(DATA SUPPLIED Opens)

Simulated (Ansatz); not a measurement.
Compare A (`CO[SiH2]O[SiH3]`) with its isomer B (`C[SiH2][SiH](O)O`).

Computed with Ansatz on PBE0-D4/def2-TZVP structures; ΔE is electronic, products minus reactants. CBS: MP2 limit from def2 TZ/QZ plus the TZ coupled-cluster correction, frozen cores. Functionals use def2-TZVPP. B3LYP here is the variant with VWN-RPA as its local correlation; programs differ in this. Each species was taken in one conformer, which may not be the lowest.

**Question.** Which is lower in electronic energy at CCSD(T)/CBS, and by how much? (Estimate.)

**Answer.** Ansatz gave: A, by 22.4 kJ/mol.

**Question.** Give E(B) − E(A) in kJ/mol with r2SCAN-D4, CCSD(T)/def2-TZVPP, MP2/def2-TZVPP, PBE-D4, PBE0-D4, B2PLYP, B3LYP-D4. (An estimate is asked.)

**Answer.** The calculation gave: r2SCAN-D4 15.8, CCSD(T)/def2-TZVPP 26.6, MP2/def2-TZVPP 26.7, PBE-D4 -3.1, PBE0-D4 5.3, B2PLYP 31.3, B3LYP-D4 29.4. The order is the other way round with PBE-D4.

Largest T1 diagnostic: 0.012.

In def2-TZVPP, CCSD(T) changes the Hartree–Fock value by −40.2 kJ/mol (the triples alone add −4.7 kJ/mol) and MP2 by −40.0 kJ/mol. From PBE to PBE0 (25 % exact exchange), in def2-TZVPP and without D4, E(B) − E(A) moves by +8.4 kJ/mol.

(DATA SUPPLIED Closes)

_WORK TASK_.
Every line from the top of the material above through the line holding "by 22.4 kJ/mol." should be reproduced word for word, and nothing beyond it.

_RESPONSE AREA_.
Simulated (Ansatz); not a measurement.
Compare A (`CO[SiH2]O[SiH3]`) with its isomer B (`C[SiH2][SiH](O)O`).

Computed with Ansatz on PBE0-D4/def2-TZVP structures; ΔE is electronic, products minus reactants. CBS: MP2 limit from def2 TZ/QZ plus the TZ coupled-cluster correction, frozen cores. Functionals use def2-TZVPP. B3LYP here is the variant with VWN-RPA as its local correlation; programs differ in this. Each species was taken in one conformer, which may not be the lowest.

**Question.** Which is lower in electronic energy at CCSD(T)/CBS, and by how much? (Estimate.)

**Answer.** Ansatz gave: A, by 22.4 kJ/mol.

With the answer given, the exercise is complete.